BRIEF: Repeat the listing below line for line, exactly as shown.

SUPPLIED DATA:
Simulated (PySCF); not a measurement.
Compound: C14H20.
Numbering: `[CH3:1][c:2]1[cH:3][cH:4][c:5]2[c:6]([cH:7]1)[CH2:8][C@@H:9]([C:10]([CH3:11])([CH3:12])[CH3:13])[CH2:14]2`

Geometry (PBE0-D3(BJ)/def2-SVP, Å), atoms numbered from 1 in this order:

YOUR RESPONSE:
Simulated (PySCF); not a measurement.
Compound: C14H20.
Numbering: `[CH3:1][c:2]1[cH:3][cH:4][c:5]2[c:6]([cH:7]1)[CH2:8][C@@H:9]([C:10]([CH3:11])([CH3:12])[CH3:13])[CH2:14]2`

Geometry (PBE0-D3(BJ)/def2-SVP, Å), atoms numbered from 1 in this order:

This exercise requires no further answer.